--*--

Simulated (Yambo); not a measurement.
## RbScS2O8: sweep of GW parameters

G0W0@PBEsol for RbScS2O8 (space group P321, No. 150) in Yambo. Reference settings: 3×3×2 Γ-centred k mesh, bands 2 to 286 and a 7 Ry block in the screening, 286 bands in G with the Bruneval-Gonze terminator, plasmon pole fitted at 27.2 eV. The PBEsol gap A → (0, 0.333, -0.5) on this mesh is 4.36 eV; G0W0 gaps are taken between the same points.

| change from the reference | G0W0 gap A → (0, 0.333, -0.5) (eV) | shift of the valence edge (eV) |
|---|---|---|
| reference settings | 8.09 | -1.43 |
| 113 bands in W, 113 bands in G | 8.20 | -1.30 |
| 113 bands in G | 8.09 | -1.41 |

--*--

• ACTIVITY
All the lines above need to be retyped exactly, with nothing left out.

• SOLUTION
Simulated (Yambo); not a measurement.
## RbScS2O8: sweep of GW parameters

G0W0@PBEsol for RbScS2O8 (space group P321, No. 150) in Yambo. Reference settings: 3×3×2 Γ-centred k mesh, bands 2 to 286 and a 7 Ry block in the screening, 286 bands in G with the Bruneval-Gonze terminator, plasmon pole fitted at 27.2 eV. The PBEsol gap A → (0, 0.333, -0.5) on this mesh is 4.36 eV; G0W0 gaps are taken between the same points.

| change from the reference | G0W0 gap A → (0, 0.333, -0.5) (eV) | shift of the valence edge (eV) |
|---|---|---|
| reference settings | 8.09 | -1.43 |
| 113 bands in W, 113 bands in G | 8.20 | -1.30 |
| 113 bands in G | 8.09 | -1.41 |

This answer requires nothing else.